ASSIGNMENT
How does the data below read from its first line through the line containing "This step: DFT, PBE, plane"? Print those lines exactly.

ENTRIES SHOWN
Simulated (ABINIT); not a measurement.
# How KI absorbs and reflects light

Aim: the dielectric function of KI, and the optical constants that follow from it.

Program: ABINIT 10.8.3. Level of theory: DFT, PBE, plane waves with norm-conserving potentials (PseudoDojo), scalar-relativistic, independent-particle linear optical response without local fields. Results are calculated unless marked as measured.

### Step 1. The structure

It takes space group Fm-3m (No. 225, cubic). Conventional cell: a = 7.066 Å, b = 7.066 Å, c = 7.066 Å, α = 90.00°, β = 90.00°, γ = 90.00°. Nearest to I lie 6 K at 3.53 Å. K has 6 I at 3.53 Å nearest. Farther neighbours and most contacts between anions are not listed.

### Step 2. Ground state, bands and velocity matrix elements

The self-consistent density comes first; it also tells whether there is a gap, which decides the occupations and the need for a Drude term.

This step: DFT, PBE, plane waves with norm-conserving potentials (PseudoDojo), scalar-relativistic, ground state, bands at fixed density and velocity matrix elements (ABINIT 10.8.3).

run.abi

WRITTEN REPLY
Simulated (ABINIT); not a measurement.
# How KI absorbs and reflects light

Aim: the dielectric function of KI, and the optical constants that follow from it.

Program: ABINIT 10.8.3. Level of theory: DFT, PBE, plane waves with norm-conserving potentials (PseudoDojo), scalar-relativistic, independent-particle linear optical response without local fields. Results are calculated unless marked as measured.

### Step 1. The structure

It takes space group Fm-3m (No. 225, cubic). Conventional cell: a = 7.066 Å, b = 7.066 Å, c = 7.066 Å, α = 90.00°, β = 90.00°, γ = 90.00°. Nearest to I lie 6 K at 3.53 Å. K has 6 I at 3.53 Å nearest. Farther neighbours and most contacts between anions are not listed.

### Step 2. Ground state, bands and velocity matrix elements

The self-consistent density comes first; it also tells whether there is a gap, which decides the occupations and the need for a Drude term.

This step: DFT, PBE, plane waves with norm-conserving potentials (PseudoDojo), scalar-relativistic, ground state, bands at fixed density and velocity matrix elements (ABINIT 10.8.3).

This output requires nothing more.